→ **WORK REQUEST**
What do the lines say from the start of the entries through the one containing "The indices refer"? Repeat them exactly.

→ **SUPPLIED DATA**
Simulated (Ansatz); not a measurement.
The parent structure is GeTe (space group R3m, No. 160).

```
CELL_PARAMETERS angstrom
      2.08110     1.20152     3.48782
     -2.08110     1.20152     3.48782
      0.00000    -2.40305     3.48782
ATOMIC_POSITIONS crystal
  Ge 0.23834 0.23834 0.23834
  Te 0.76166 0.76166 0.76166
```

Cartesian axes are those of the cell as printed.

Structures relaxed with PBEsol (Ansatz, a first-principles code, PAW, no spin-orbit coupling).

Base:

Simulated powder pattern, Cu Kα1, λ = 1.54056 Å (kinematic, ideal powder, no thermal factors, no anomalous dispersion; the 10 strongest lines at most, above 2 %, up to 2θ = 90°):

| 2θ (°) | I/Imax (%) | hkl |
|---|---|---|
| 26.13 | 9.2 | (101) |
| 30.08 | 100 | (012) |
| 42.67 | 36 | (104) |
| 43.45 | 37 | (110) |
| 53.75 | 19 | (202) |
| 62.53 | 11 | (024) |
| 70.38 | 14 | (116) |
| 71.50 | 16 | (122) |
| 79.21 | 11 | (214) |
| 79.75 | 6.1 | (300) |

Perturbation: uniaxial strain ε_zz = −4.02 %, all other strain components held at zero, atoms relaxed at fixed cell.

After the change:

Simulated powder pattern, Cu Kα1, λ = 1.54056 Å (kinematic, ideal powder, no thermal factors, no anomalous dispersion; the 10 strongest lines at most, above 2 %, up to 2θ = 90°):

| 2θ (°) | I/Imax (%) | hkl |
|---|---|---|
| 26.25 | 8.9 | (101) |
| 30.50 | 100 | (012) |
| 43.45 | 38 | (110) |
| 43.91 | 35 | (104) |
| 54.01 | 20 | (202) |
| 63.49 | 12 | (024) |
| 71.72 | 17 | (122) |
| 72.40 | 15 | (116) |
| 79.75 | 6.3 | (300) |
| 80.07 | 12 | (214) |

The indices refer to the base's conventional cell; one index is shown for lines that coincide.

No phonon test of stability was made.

→ **WRITTEN RESPONSE**
Simulated (Ansatz); not a measurement.
The parent structure is GeTe (space group R3m, No. 160).

```
CELL_PARAMETERS angstrom
      2.08110     1.20152     3.48782
     -2.08110     1.20152     3.48782
      0.00000    -2.40305     3.48782
ATOMIC_POSITIONS crystal
  Ge 0.23834 0.23834 0.23834
  Te 0.76166 0.76166 0.76166
```

Cartesian axes are those of the cell as printed.

Structures relaxed with PBEsol (Ansatz, a first-principles code, PAW, no spin-orbit coupling).

Base:

Simulated powder pattern, Cu Kα1, λ = 1.54056 Å (kinematic, ideal powder, no thermal factors, no anomalous dispersion; the 10 strongest lines at most, above 2 %, up to 2θ = 90°):

| 2θ (°) | I/Imax (%) | hkl |
|---|---|---|
| 26.13 | 9.2 | (101) |
| 30.08 | 100 | (012) |
| 42.67 | 36 | (104) |
| 43.45 | 37 | (110) |
| 53.75 | 19 | (202) |
| 62.53 | 11 | (024) |
| 70.38 | 14 | (116) |
| 71.50 | 16 | (122) |
| 79.21 | 11 | (214) |
| 79.75 | 6.1 | (300) |

Perturbation: uniaxial strain ε_zz = −4.02 %, all other strain components held at zero, atoms relaxed at fixed cell.

After the change:

Simulated powder pattern, Cu Kα1, λ = 1.54056 Å (kinematic, ideal powder, no thermal factors, no anomalous dispersion; the 10 strongest lines at most, above 2 %, up to 2θ = 90°):

| 2θ (°) | I/Imax (%) | hkl |
|---|---|---|
| 26.25 | 8.9 | (101) |
| 30.50 | 100 | (012) |
| 43.45 | 38 | (110) |
| 43.91 | 35 | (104) |
| 54.01 | 20 | (202) |
| 63.49 | 12 | (024) |
| 71.72 | 17 | (122) |
| 72.40 | 15 | (116) |
| 79.75 | 6.3 | (300) |
| 80.07 | 12 | (214) |

The indices refer to the base's conventional cell; one index is shown for lines that coincide.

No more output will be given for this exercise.